ASSIGNED TASK
Lines from the beginning of the data through the line containing "(2) zero (band" are to be copied exactly, with no other line included.

(MATERIAL SUPPLIED begins)

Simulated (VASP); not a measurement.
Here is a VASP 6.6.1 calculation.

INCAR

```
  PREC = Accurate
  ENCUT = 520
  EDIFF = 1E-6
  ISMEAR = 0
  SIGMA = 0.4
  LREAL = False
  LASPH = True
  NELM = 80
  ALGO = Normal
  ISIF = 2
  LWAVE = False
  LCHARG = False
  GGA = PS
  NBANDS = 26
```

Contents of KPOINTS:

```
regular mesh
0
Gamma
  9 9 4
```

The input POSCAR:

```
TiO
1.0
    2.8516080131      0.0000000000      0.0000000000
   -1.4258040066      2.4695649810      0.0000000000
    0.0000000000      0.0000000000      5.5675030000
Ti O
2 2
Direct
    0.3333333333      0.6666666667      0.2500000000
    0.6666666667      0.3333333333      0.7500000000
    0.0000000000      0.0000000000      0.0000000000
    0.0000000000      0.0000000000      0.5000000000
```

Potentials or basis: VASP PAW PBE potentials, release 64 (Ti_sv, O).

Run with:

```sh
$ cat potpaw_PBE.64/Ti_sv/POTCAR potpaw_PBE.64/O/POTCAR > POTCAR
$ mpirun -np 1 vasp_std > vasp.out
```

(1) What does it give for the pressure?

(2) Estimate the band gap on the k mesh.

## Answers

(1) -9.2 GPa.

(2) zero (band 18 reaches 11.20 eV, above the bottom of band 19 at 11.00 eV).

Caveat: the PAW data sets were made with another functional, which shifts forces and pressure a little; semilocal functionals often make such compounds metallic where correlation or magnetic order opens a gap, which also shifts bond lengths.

(MATERIAL SUPPLIED ends)

ANSWER AREA
Simulated (VASP); not a measurement.
Here is a VASP 6.6.1 calculation.

INCAR

```
  PREC = Accurate
  ENCUT = 520
  EDIFF = 1E-6
  ISMEAR = 0
  SIGMA = 0.4
  LREAL = False
  LASPH = True
  NELM = 80
  ALGO = Normal
  ISIF = 2
  LWAVE = False
  LCHARG = False
  GGA = PS
  NBANDS = 26
```

Contents of KPOINTS:

```
regular mesh
0
Gamma
  9 9 4
```

The input POSCAR:

```
TiO
1.0
    2.8516080131      0.0000000000      0.0000000000
   -1.4258040066      2.4695649810      0.0000000000
    0.0000000000      0.0000000000      5.5675030000
Ti O
2 2
Direct
    0.3333333333      0.6666666667      0.2500000000
    0.6666666667      0.3333333333      0.7500000000
    0.0000000000      0.0000000000      0.0000000000
    0.0000000000      0.0000000000      0.5000000000
```

Potentials or basis: VASP PAW PBE potentials, release 64 (Ti_sv, O).

Run with:

```sh
$ cat potpaw_PBE.64/Ti_sv/POTCAR potpaw_PBE.64/O/POTCAR > POTCAR
$ mpirun -np 1 vasp_std > vasp.out
```

(1) What does it give for the pressure?

(2) Estimate the band gap on the k mesh.

## Answers

(1) -9.2 GPa.

(2) zero (band 18 reaches 11.20 eV, above the bottom of band 19 at 11.00 eV).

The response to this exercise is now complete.